(Exercise)
Quote exactly the lines spanning from the top of the data below to the line that contains "Method: GIAO PBE0/pcSseg-1", including both.

[[ Records provided open ]]

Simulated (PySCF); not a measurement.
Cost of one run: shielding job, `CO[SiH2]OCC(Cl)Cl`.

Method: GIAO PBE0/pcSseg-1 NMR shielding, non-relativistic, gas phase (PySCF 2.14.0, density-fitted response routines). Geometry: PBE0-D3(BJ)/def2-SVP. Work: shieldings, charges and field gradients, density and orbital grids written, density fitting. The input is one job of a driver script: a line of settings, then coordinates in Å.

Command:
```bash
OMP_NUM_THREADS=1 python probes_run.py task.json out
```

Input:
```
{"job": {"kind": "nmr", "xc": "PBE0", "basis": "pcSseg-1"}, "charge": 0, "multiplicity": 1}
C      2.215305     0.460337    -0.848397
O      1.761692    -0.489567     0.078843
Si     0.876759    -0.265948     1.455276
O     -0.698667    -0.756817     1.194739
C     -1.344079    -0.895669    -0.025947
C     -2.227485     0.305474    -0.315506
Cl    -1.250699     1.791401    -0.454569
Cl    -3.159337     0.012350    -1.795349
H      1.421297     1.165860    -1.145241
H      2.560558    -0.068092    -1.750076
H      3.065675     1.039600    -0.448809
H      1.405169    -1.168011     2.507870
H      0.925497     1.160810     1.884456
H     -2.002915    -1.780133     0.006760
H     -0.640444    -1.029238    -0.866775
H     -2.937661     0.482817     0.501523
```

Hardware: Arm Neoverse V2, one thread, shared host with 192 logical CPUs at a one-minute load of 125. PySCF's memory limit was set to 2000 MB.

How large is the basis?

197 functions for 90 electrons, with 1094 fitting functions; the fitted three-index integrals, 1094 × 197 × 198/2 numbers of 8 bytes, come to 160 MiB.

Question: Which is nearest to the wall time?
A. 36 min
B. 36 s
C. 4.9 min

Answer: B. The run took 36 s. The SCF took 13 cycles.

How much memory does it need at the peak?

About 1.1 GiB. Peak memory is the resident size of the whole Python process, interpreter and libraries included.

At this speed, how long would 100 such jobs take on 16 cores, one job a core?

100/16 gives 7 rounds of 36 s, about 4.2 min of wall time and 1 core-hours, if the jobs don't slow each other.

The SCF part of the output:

[[ Records provided closed ]]

(Worked solution)
Simulated (PySCF); not a measurement.
Cost of one run: shielding job, `CO[SiH2]OCC(Cl)Cl`.

Method: GIAO PBE0/pcSseg-1 NMR shielding, non-relativistic, gas phase (PySCF 2.14.0, density-fitted response routines). Geometry: PBE0-D3(BJ)/def2-SVP. Work: shieldings, charges and field gradients, density and orbital grids written, density fitting. The input is one job of a driver script: a line of settings, then coordinates in Å.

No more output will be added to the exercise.